.....
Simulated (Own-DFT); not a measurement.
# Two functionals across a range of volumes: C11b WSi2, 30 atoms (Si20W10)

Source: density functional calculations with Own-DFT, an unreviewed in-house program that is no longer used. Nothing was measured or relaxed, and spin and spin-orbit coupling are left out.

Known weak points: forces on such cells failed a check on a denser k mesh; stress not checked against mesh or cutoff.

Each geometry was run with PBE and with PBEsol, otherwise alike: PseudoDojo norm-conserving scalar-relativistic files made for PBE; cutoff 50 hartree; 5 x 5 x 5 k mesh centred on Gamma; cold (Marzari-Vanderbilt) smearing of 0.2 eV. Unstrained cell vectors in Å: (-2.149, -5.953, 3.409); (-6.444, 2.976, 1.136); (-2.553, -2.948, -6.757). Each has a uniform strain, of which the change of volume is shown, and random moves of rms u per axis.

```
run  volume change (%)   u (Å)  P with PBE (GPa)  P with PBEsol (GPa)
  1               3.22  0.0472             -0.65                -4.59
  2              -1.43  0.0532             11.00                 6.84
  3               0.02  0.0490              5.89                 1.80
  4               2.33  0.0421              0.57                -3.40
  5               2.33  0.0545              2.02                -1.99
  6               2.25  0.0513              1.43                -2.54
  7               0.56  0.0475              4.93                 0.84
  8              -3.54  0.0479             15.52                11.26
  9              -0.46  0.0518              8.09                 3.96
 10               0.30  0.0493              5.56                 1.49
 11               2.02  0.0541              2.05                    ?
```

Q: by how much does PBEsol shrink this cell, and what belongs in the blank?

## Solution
.....

Take the lines from the start of the records through the line holding "Q: by how much", both included, and please print them exactly, with nothing else.

### [EXPECTED ANSWER]
Simulated (Own-DFT); not a measurement.
# Two functionals across a range of volumes: C11b WSi2, 30 atoms (Si20W10)

Source: density functional calculations with Own-DFT, an unreviewed in-house program that is no longer used. Nothing was measured or relaxed, and spin and spin-orbit coupling are left out.

Known weak points: forces on such cells failed a check on a denser k mesh; stress not checked against mesh or cutoff.

Each geometry was run with PBE and with PBEsol, otherwise alike: PseudoDojo norm-conserving scalar-relativistic files made for PBE; cutoff 50 hartree; 5 x 5 x 5 k mesh centred on Gamma; cold (Marzari-Vanderbilt) smearing of 0.2 eV. Unstrained cell vectors in Å: (-2.149, -5.953, 3.409); (-6.444, 2.976, 1.136); (-2.553, -2.948, -6.757). Each has a uniform strain, of which the change of volume is shown, and random moves of rms u per axis.

```
run  volume change (%)   u (Å)  P with PBE (GPa)  P with PBEsol (GPa)
  1               3.22  0.0472             -0.65                -4.59
  2              -1.43  0.0532             11.00                 6.84
  3               0.02  0.0490              5.89                 1.80
  4               2.33  0.0421              0.57                -3.40
  5               2.33  0.0545              2.02                -1.99
  6               2.25  0.0513              1.43                -2.54
  7               0.56  0.0475              4.93                 0.84
  8              -3.54  0.0479             15.52                11.26
  9              -0.46  0.0518              8.09                 3.96
 10               0.30  0.0493              5.56                 1.49
 11               2.02  0.0541              2.05                    ?
```

Q: by how much does PBEsol shrink this cell, and what belongs in the blank?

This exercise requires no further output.